SUPPLIED INFORMATION:
-------

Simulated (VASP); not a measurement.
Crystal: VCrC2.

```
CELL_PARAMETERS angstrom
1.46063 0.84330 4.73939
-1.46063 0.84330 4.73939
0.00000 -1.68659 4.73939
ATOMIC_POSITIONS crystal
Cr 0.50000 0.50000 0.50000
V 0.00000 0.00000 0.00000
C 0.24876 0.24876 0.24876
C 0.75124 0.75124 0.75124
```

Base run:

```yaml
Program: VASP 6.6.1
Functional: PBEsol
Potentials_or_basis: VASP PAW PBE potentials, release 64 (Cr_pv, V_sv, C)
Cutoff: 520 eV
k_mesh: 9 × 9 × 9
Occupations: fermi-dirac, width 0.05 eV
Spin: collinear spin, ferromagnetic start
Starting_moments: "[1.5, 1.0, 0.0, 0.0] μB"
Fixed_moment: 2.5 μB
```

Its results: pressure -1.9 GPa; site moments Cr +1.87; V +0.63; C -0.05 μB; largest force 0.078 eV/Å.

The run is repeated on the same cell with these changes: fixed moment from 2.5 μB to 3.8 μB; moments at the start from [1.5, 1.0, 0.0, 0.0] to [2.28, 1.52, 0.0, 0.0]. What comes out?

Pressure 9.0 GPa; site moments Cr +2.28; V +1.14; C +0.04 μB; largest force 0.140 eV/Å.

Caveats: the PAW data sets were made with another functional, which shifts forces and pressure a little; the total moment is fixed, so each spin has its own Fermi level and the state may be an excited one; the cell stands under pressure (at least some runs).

-------

WORK INSTRUCTION: Word for word, reproduce all of the material shown above.

RESULT:
Simulated (VASP); not a measurement.
Crystal: VCrC2.

```
CELL_PARAMETERS angstrom
1.46063 0.84330 4.73939
-1.46063 0.84330 4.73939
0.00000 -1.68659 4.73939
ATOMIC_POSITIONS crystal
Cr 0.50000 0.50000 0.50000
V 0.00000 0.00000 0.00000
C 0.24876 0.24876 0.24876
C 0.75124 0.75124 0.75124
```

Base run:

```yaml
Program: VASP 6.6.1
Functional: PBEsol
Potentials_or_basis: VASP PAW PBE potentials, release 64 (Cr_pv, V_sv, C)
Cutoff: 520 eV
k_mesh: 9 × 9 × 9
Occupations: fermi-dirac, width 0.05 eV
Spin: collinear spin, ferromagnetic start
Starting_moments: "[1.5, 1.0, 0.0, 0.0] μB"
Fixed_moment: 2.5 μB
```

Its results: pressure -1.9 GPa; site moments Cr +1.87; V +0.63; C -0.05 μB; largest force 0.078 eV/Å.

The run is repeated on the same cell with these changes: fixed moment from 2.5 μB to 3.8 μB; moments at the start from [1.5, 1.0, 0.0, 0.0] to [2.28, 1.52, 0.0, 0.0]. What comes out?

Pressure 9.0 GPa; site moments Cr +2.28; V +1.14; C +0.04 μB; largest force 0.140 eV/Å.

Caveats: the PAW data sets were made with another functional, which shifts forces and pressure a little; the total moment is fixed, so each spin has its own Fermi level and the state may be an excited one; the cell stands under pressure (at least some runs).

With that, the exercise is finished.